━━━━
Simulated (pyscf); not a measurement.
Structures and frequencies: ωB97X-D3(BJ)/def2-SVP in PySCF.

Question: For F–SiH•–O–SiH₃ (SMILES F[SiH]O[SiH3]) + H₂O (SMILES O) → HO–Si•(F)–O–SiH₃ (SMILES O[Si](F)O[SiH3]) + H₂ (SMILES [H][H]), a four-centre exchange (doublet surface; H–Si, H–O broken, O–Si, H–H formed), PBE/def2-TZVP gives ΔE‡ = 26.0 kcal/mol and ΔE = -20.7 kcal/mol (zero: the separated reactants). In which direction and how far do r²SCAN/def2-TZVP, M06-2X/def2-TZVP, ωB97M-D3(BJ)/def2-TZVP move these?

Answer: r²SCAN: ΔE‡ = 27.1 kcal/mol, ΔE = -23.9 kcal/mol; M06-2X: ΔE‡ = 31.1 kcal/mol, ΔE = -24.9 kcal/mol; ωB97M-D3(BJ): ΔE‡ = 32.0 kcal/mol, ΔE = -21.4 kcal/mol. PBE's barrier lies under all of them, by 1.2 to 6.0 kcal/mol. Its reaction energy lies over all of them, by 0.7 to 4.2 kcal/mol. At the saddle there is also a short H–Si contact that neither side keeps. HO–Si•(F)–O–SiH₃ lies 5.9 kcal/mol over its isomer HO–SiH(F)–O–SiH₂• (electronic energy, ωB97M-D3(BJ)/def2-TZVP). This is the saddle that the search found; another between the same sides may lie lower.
━━━━

* **Activity**
Precisely reproduce the lines of the entries, beginning at the first and ending at the one containing "Structures and frequencies: ωB97X-D3(BJ)/def2-SVP". Add nothing.

* **Answer area**
Simulated (pyscf); not a measurement.
Structures and frequencies: ωB97X-D3(BJ)/def2-SVP in PySCF.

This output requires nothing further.